------ PROVIDED INFORMATION

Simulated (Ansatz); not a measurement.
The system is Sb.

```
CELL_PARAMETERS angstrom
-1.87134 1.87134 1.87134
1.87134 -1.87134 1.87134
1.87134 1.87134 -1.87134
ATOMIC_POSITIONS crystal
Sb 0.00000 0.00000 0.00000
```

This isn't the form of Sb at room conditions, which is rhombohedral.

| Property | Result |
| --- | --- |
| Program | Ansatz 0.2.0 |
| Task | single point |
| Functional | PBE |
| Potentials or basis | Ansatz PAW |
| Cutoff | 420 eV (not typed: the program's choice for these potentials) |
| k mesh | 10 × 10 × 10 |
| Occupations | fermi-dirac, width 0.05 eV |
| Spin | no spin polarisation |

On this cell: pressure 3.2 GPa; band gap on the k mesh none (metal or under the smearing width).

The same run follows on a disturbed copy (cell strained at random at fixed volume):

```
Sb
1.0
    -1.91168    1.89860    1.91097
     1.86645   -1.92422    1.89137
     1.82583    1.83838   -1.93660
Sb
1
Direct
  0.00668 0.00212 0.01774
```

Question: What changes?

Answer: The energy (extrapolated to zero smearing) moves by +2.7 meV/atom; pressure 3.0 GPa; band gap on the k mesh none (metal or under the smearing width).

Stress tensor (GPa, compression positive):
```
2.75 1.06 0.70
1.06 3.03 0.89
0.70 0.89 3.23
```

------------

■ TASK ITEM
Copy the entries word for word. Leave nothing out.

■ EXERCISE SOLUTION
Simulated (Ansatz); not a measurement.
The system is Sb.

```
CELL_PARAMETERS angstrom
-1.87134 1.87134 1.87134
1.87134 -1.87134 1.87134
1.87134 1.87134 -1.87134
ATOMIC_POSITIONS crystal
Sb 0.00000 0.00000 0.00000
```

This isn't the form of Sb at room conditions, which is rhombohedral.

| Property | Result |
| --- | --- |
| Program | Ansatz 0.2.0 |
| Task | single point |
| Functional | PBE |
| Potentials or basis | Ansatz PAW |
| Cutoff | 420 eV (not typed: the program's choice for these potentials) |
| k mesh | 10 × 10 × 10 |
| Occupations | fermi-dirac, width 0.05 eV |
| Spin | no spin polarisation |

On this cell: pressure 3.2 GPa; band gap on the k mesh none (metal or under the smearing width).

The same run follows on a disturbed copy (cell strained at random at fixed volume):

```
Sb
1.0
    -1.91168    1.89860    1.91097
     1.86645   -1.92422    1.89137
     1.82583    1.83838   -1.93660
Sb
1
Direct
  0.00668 0.00212 0.01774
```

Question: What changes?

Answer: The energy (extrapolated to zero smearing) moves by +2.7 meV/atom; pressure 3.0 GPa; band gap on the k mesh none (metal or under the smearing width).

Stress tensor (GPa, compression positive):
```
2.75 1.06 0.70
1.06 3.03 0.89
0.70 0.89 3.23
```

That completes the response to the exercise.